**Work item:**
Copy the listing below line for line, from its opening line to the one with "Answer: 75.8 kJ/mol, in", both included; stop there.

**Extracted entries:**
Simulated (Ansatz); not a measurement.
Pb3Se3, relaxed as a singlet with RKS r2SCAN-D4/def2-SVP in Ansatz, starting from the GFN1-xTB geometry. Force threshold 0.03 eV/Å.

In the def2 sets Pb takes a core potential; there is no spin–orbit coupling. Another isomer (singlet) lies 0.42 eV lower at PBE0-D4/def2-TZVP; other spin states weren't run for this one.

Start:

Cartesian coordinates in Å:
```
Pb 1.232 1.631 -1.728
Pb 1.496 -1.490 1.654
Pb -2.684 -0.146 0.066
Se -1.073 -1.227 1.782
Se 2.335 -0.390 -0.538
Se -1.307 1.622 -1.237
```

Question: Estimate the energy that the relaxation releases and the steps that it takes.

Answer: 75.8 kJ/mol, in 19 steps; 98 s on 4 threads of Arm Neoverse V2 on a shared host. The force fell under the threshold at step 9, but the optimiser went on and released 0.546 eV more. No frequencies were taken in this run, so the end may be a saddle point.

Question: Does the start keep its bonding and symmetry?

**Exercise response:**
Simulated (Ansatz); not a measurement.
Pb3Se3, relaxed as a singlet with RKS r2SCAN-D4/def2-SVP in Ansatz, starting from the GFN1-xTB geometry. Force threshold 0.03 eV/Å.

In the def2 sets Pb takes a core potential; there is no spin–orbit coupling. Another isomer (singlet) lies 0.42 eV lower at PBE0-D4/def2-TZVP; other spin states weren't run for this one.

Start:

Cartesian coordinates in Å:
```
Pb 1.232 1.631 -1.728
Pb 1.496 -1.490 1.654
Pb -2.684 -0.146 0.066
Se -1.073 -1.227 1.782
Se 2.335 -0.390 -0.538
Se -1.307 1.622 -1.237
```

Question: Estimate the energy that the relaxation releases and the steps that it takes.

Answer: 75.8 kJ/mol, in 19 steps; 98 s on 4 threads of Arm Neoverse V2 on a shared host. The force fell under the threshold at step 9, but the optimiser went on and released 0.546 eV more. No frequencies were taken in this run, so the end may be a saddle point.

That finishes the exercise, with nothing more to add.